| Work instruction |
Type out the entries again, keeping every word unchanged.

| Supplied material |
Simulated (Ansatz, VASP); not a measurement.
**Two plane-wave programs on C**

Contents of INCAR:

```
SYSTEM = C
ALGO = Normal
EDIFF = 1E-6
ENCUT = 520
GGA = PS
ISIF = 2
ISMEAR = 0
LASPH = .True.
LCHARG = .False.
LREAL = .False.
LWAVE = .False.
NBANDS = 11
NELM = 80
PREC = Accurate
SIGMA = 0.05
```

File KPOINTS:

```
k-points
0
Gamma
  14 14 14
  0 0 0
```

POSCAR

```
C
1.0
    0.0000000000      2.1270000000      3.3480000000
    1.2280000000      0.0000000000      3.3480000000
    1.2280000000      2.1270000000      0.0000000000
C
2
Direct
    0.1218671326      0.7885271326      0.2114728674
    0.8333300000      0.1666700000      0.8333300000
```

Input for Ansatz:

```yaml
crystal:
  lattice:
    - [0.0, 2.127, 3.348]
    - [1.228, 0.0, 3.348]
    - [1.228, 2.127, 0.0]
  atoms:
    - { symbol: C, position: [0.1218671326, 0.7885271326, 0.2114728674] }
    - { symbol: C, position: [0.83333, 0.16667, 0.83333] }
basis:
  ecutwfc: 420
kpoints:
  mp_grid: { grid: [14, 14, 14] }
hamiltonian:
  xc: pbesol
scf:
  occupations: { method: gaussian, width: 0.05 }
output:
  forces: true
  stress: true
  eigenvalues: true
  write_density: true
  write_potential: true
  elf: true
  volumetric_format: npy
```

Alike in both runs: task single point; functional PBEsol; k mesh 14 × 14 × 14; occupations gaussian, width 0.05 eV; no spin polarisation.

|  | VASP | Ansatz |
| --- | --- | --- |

| Solution |
Simulated (Ansatz, VASP); not a measurement.
**Two plane-wave programs on C**

Contents of INCAR:

```
SYSTEM = C
ALGO = Normal
EDIFF = 1E-6
ENCUT = 520
GGA = PS
ISIF = 2
ISMEAR = 0
LASPH = .True.
LCHARG = .False.
LREAL = .False.
LWAVE = .False.
NBANDS = 11
NELM = 80
PREC = Accurate
SIGMA = 0.05
```

File KPOINTS:

```
k-points
0
Gamma
  14 14 14
  0 0 0
```

POSCAR

```
C
1.0
    0.0000000000      2.1270000000      3.3480000000
    1.2280000000      0.0000000000      3.3480000000
    1.2280000000      2.1270000000      0.0000000000
C
2
Direct
    0.1218671326      0.7885271326      0.2114728674
    0.8333300000      0.1666700000      0.8333300000
```

Input for Ansatz:

```yaml
crystal:
  lattice:
    - [0.0, 2.127, 3.348]
    - [1.228, 0.0, 3.348]
    - [1.228, 2.127, 0.0]
  atoms:
    - { symbol: C, position: [0.1218671326, 0.7885271326, 0.2114728674] }
    - { symbol: C, position: [0.83333, 0.16667, 0.83333] }
basis:
  ecutwfc: 420
kpoints:
  mp_grid: { grid: [14, 14, 14] }
hamiltonian:
  xc: pbesol
scf:
  occupations: { method: gaussian, width: 0.05 }
output:
  forces: true
  stress: true
  eigenvalues: true
  write_density: true
  write_potential: true
  elf: true
  volumetric_format: npy
```

Alike in both runs: task single point; functional PBEsol; k mesh 14 × 14 × 14; occupations gaussian, width 0.05 eV; no spin polarisation.

|  | VASP | Ansatz |
| --- | --- | --- |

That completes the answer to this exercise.